* _Activity_: Could you write out the records below exactly as they appear?

* _The data_:
↓↓↓

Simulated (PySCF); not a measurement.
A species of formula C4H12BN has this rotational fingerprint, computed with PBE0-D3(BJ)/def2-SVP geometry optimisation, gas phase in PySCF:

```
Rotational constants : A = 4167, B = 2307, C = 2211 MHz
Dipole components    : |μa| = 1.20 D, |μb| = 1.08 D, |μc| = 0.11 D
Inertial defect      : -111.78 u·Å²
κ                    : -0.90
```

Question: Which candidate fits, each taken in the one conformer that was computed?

↑↑↑

* _Task output_:
Simulated (PySCF); not a measurement.
A species of formula C4H12BN has this rotational fingerprint, computed with PBE0-D3(BJ)/def2-SVP geometry optimisation, gas phase in PySCF:

```
Rotational constants : A = 4167, B = 2307, C = 2211 MHz
Dipole components    : |μa| = 1.20 D, |μb| = 1.08 D, |μc| = 0.11 D
Inertial defect      : -111.78 u·Å²
κ                    : -0.90
```

Question: Which candidate fits, each taken in the one conformer that was computed?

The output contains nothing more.